▬▬▬▬▬▬▬▬▬▬

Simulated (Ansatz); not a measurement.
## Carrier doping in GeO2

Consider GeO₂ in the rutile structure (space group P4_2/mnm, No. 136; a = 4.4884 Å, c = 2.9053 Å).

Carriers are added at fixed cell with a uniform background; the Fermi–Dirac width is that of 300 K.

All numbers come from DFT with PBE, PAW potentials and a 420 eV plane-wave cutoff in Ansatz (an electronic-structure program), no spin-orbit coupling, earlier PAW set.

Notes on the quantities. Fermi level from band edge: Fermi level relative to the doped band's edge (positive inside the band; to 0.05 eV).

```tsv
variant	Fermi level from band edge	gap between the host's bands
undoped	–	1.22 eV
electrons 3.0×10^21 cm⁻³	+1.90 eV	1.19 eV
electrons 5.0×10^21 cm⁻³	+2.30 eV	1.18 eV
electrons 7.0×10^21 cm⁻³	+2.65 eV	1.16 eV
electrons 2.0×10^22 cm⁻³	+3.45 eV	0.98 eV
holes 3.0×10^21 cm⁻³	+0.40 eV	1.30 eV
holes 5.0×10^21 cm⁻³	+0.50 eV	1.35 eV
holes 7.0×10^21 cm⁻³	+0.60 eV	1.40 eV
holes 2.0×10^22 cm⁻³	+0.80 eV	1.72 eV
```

▬▬▬▬▬▬▬▬▬▬

_Work item_.
Once you have read the data, copy all of it out exactly.

_Response_.
Simulated (Ansatz); not a measurement.
## Carrier doping in GeO2

Consider GeO₂ in the rutile structure (space group P4_2/mnm, No. 136; a = 4.4884 Å, c = 2.9053 Å).

Carriers are added at fixed cell with a uniform background; the Fermi–Dirac width is that of 300 K.

All numbers come from DFT with PBE, PAW potentials and a 420 eV plane-wave cutoff in Ansatz (an electronic-structure program), no spin-orbit coupling, earlier PAW set.

Notes on the quantities. Fermi level from band edge: Fermi level relative to the doped band's edge (positive inside the band; to 0.05 eV).

```tsv
variant	Fermi level from band edge	gap between the host's bands
undoped	–	1.22 eV
electrons 3.0×10^21 cm⁻³	+1.90 eV	1.19 eV
electrons 5.0×10^21 cm⁻³	+2.30 eV	1.18 eV
electrons 7.0×10^21 cm⁻³	+2.65 eV	1.16 eV
electrons 2.0×10^22 cm⁻³	+3.45 eV	0.98 eV
holes 3.0×10^21 cm⁻³	+0.40 eV	1.30 eV
holes 5.0×10^21 cm⁻³	+0.50 eV	1.35 eV
holes 7.0×10^21 cm⁻³	+0.60 eV	1.40 eV
holes 2.0×10^22 cm⁻³	+0.80 eV	1.72 eV
```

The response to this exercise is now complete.